▶ _Work order_: Locate the line that contains "An exercise on" in the entries below, then repeat it and every following line through the line that contains "Atoms are counted", exactly, and no others.

▶ _Listed records_:
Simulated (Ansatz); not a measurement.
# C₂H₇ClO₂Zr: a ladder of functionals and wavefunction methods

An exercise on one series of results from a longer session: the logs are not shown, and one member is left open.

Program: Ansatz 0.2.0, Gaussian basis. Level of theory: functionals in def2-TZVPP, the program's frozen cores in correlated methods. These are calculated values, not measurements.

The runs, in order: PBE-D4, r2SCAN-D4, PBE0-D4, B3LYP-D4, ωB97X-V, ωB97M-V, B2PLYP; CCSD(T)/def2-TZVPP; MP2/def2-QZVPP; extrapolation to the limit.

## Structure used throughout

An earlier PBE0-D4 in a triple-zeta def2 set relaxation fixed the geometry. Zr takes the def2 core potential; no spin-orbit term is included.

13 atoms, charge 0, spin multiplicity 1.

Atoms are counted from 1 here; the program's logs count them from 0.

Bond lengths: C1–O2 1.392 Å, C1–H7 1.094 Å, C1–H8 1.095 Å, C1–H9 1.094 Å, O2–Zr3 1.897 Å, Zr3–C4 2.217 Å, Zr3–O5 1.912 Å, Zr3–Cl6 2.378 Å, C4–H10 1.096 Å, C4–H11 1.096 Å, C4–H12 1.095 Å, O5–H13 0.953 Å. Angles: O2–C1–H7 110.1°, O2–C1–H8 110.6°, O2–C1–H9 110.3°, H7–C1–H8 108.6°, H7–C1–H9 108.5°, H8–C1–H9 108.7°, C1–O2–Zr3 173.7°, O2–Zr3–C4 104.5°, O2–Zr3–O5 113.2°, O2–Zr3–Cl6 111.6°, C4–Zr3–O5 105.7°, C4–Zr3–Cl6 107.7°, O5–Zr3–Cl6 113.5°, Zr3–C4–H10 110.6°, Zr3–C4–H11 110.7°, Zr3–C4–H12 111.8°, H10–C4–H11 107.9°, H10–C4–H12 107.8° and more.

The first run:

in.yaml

▶ _Task solution_:
An exercise on one series of results from a longer session: the logs are not shown, and one member is left open.

Program: Ansatz 0.2.0, Gaussian basis. Level of theory: functionals in def2-TZVPP, the program's frozen cores in correlated methods. These are calculated values, not measurements.

The runs, in order: PBE-D4, r2SCAN-D4, PBE0-D4, B3LYP-D4, ωB97X-V, ωB97M-V, B2PLYP; CCSD(T)/def2-TZVPP; MP2/def2-QZVPP; extrapolation to the limit.

## Structure used throughout

An earlier PBE0-D4 in a triple-zeta def2 set relaxation fixed the geometry. Zr takes the def2 core potential; no spin-orbit term is included.

13 atoms, charge 0, spin multiplicity 1.

Atoms are counted from 1 here; the program's logs count them from 0.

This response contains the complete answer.